= WORK REQUEST =
Each entry should be written out once more, exactly as given below.

= DATA TO EXAMINE =
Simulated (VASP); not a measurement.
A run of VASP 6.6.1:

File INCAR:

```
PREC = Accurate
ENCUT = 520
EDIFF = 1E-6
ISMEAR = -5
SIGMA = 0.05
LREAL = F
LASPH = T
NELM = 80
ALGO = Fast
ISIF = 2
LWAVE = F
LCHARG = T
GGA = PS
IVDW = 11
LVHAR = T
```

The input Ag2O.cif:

= EXERCISE SOLUTION =
Simulated (VASP); not a measurement.
A run of VASP 6.6.1:

File INCAR:

```
PREC = Accurate
ENCUT = 520
EDIFF = 1E-6
ISMEAR = -5
SIGMA = 0.05
LREAL = F
LASPH = T
NELM = 80
ALGO = Fast
ISIF = 2
LWAVE = F
LCHARG = T
GGA = PS
IVDW = 11
LVHAR = T
```

The input Ag2O.cif:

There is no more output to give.